#### Exercise
Output the entries that follow, word for word.

======== Data for analysis ========

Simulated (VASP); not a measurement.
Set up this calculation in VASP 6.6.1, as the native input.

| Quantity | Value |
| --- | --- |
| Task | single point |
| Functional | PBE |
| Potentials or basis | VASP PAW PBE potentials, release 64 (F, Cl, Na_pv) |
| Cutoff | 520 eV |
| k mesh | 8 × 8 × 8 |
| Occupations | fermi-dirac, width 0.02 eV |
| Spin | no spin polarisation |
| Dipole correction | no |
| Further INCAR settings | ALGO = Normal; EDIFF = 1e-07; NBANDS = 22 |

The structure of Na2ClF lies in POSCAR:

========

#### Exercise response
Simulated (VASP); not a measurement.
Set up this calculation in VASP 6.6.1, as the native input.

| Quantity | Value |
| --- | --- |
| Task | single point |
| Functional | PBE |
| Potentials or basis | VASP PAW PBE potentials, release 64 (F, Cl, Na_pv) |
| Cutoff | 520 eV |
| k mesh | 8 × 8 × 8 |
| Occupations | fermi-dirac, width 0.02 eV |
| Spin | no spin polarisation |
| Dipole correction | no |
| Further INCAR settings | ALGO = Normal; EDIFF = 1e-07; NBANDS = 22 |

The structure of Na2ClF lies in POSCAR:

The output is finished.